§ **Listed records**
----------------

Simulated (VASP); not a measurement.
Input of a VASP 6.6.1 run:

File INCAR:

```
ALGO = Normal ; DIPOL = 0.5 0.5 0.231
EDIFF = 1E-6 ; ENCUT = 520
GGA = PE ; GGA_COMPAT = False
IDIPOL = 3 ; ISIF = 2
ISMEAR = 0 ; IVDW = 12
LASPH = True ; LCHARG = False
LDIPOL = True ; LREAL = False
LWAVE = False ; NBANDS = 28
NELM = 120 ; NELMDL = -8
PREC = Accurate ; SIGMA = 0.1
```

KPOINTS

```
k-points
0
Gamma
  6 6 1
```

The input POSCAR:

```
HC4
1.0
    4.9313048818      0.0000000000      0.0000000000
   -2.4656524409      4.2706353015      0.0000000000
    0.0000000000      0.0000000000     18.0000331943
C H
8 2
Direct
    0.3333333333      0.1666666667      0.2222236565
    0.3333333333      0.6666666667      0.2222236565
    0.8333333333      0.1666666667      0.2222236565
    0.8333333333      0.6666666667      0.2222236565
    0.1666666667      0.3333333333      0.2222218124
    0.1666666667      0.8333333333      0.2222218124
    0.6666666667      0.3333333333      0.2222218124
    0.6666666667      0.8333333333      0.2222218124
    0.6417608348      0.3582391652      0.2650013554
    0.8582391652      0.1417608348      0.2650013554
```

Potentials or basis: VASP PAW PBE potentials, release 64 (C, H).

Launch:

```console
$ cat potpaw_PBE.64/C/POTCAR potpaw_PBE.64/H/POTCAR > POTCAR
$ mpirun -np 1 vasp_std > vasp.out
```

----------------

§ **Brief**
With no line omitted, copy all the data exactly.

§ **Task answer**
Simulated (VASP); not a measurement.
Input of a VASP 6.6.1 run:

File INCAR:

```
ALGO = Normal ; DIPOL = 0.5 0.5 0.231
EDIFF = 1E-6 ; ENCUT = 520
GGA = PE ; GGA_COMPAT = False
IDIPOL = 3 ; ISIF = 2
ISMEAR = 0 ; IVDW = 12
LASPH = True ; LCHARG = False
LDIPOL = True ; LREAL = False
LWAVE = False ; NBANDS = 28
NELM = 120 ; NELMDL = -8
PREC = Accurate ; SIGMA = 0.1
```

KPOINTS

```
k-points
0
Gamma
  6 6 1
```

The input POSCAR:

```
HC4
1.0
    4.9313048818      0.0000000000      0.0000000000
   -2.4656524409      4.2706353015      0.0000000000
    0.0000000000      0.0000000000     18.0000331943
C H
8 2
Direct
    0.3333333333      0.1666666667      0.2222236565
    0.3333333333      0.6666666667      0.2222236565
    0.8333333333      0.1666666667      0.2222236565
    0.8333333333      0.6666666667      0.2222236565
    0.1666666667      0.3333333333      0.2222218124
    0.1666666667      0.8333333333      0.2222218124
    0.6666666667      0.3333333333      0.2222218124
    0.6666666667      0.8333333333      0.2222218124
    0.6417608348      0.3582391652      0.2650013554
    0.8582391652      0.1417608348      0.2650013554
```

Potentials or basis: VASP PAW PBE potentials, release 64 (C, H).

Launch:

```console
$ cat potpaw_PBE.64/C/POTCAR potpaw_PBE.64/H/POTCAR > POTCAR
$ mpirun -np 1 vasp_std > vasp.out
```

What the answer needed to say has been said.